**ASSIGNMENT:** Within the entries below, the lines from the one with "Atoms are counted" through the one with "## Step 2: Relaxing" are to be set down exactly, both ends kept.

[Opening PROVIDED MATERIAL section]

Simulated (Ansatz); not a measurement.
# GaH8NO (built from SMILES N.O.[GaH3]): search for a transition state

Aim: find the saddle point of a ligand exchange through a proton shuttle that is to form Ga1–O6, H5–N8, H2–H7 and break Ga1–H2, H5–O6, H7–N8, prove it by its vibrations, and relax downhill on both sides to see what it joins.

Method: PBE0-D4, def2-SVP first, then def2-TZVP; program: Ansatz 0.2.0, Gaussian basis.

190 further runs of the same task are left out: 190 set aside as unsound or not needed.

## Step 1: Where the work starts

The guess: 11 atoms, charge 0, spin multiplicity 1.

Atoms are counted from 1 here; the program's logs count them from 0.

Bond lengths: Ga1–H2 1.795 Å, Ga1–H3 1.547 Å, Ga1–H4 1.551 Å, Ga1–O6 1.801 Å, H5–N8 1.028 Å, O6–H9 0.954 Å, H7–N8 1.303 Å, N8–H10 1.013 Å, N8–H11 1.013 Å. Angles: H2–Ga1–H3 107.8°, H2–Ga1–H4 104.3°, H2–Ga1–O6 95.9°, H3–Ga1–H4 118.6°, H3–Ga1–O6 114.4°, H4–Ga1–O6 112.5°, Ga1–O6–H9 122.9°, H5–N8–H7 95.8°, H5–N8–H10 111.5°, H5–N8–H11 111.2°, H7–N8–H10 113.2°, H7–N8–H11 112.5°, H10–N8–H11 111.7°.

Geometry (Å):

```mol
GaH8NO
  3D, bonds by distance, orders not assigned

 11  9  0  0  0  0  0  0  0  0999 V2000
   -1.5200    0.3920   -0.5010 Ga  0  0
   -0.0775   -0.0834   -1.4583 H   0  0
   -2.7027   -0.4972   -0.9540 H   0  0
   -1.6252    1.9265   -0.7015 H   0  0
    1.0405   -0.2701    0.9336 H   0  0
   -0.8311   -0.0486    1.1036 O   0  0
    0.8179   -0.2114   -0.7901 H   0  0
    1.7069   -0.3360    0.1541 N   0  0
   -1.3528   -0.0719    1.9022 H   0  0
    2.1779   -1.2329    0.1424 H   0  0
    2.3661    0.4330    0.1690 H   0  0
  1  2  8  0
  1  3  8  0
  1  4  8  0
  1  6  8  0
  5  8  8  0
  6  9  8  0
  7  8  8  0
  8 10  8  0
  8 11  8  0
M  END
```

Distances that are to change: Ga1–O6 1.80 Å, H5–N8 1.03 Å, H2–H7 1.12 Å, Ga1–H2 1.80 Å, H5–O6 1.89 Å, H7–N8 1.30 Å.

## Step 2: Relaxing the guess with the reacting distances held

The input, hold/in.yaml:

[Closing PROVIDED MATERIAL section]

**EXERCISE RESPONSE:**
Atoms are counted from 1 here; the program's logs count them from 0.

Bond lengths: Ga1–H2 1.795 Å, Ga1–H3 1.547 Å, Ga1–H4 1.551 Å, Ga1–O6 1.801 Å, H5–N8 1.028 Å, O6–H9 0.954 Å, H7–N8 1.303 Å, N8–H10 1.013 Å, N8–H11 1.013 Å. Angles: H2–Ga1–H3 107.8°, H2–Ga1–H4 104.3°, H2–Ga1–O6 95.9°, H3–Ga1–H4 118.6°, H3–Ga1–O6 114.4°, H4–Ga1–O6 112.5°, Ga1–O6–H9 122.9°, H5–N8–H7 95.8°, H5–N8–H10 111.5°, H5–N8–H11 111.2°, H7–N8–H10 113.2°, H7–N8–H11 112.5°, H10–N8–H11 111.7°.

Geometry (Å):

```mol
GaH8NO
  3D, bonds by distance, orders not assigned

 11  9  0  0  0  0  0  0  0  0999 V2000
   -1.5200    0.3920   -0.5010 Ga  0  0
   -0.0775   -0.0834   -1.4583 H   0  0
   -2.7027   -0.4972   -0.9540 H   0  0
   -1.6252    1.9265   -0.7015 H   0  0
    1.0405   -0.2701    0.9336 H   0  0
   -0.8311   -0.0486    1.1036 O   0  0
    0.8179   -0.2114   -0.7901 H   0  0
    1.7069   -0.3360    0.1541 N   0  0
   -1.3528   -0.0719    1.9022 H   0  0
    2.1779   -1.2329    0.1424 H   0  0
    2.3661    0.4330    0.1690 H   0  0
  1  2  8  0
  1  3  8  0
  1  4  8  0
  1  6  8  0
  5  8  8  0
  6  9  8  0
  7  8  8  0
  8 10  8  0
  8 11  8  0
M  END
```

Distances that are to change: Ga1–O6 1.80 Å, H5–N8 1.03 Å, H2–H7 1.12 Å, Ga1–H2 1.80 Å, H5–O6 1.89 Å, H7–N8 1.30 Å.

## Step 2: Relaxing the guess with the reacting distances held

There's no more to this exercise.